• [Extracted entries]
┄┄┄┄┄┄

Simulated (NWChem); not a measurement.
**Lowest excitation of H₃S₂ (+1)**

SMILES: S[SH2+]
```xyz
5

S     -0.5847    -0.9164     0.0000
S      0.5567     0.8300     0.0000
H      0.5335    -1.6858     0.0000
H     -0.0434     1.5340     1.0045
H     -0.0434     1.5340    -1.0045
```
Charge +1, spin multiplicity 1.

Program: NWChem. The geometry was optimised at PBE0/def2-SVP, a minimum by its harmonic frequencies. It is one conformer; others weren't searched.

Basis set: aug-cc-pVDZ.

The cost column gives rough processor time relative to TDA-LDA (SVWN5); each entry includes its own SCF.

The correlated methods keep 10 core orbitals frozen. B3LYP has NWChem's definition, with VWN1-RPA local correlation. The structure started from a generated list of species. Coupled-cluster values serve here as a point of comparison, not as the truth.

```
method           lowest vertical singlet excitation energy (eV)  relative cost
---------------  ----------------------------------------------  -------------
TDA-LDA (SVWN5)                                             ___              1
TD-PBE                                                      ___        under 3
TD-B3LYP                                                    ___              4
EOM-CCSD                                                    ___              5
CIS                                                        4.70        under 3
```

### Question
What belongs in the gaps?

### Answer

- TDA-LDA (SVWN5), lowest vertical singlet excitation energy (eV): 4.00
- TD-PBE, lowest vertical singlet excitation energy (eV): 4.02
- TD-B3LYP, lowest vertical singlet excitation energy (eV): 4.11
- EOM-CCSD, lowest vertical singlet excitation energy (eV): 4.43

┄┄┄┄┄┄

• [Work order]
All lines above from the line with "- TD-PBE, lowest" through the line with "- TD-B3LYP, lowest", both included, are to be set down exactly, with nothing else.

• [Task output]
- TD-PBE, lowest vertical singlet excitation energy (eV): 4.02
- TD-B3LYP, lowest vertical singlet excitation energy (eV): 4.11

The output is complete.